### DATASET EXCERPTS
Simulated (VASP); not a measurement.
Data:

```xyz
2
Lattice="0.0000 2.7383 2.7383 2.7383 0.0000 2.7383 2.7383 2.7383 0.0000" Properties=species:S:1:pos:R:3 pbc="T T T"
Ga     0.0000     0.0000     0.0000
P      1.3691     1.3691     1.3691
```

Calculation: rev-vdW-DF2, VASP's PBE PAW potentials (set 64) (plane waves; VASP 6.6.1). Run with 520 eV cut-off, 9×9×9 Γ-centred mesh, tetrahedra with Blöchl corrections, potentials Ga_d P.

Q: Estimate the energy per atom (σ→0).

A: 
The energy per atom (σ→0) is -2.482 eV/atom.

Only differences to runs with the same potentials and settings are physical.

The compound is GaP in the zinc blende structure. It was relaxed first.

### EXERCISE
From the records above, print exactly the lines that run from the line with "The energy per atom (σ→0) is -2.482 eV/atom." to the line with "Only differences to", inclusive.

### TASK OUTPUT
The energy per atom (σ→0) is -2.482 eV/atom.

Only differences to runs with the same potentials and settings are physical.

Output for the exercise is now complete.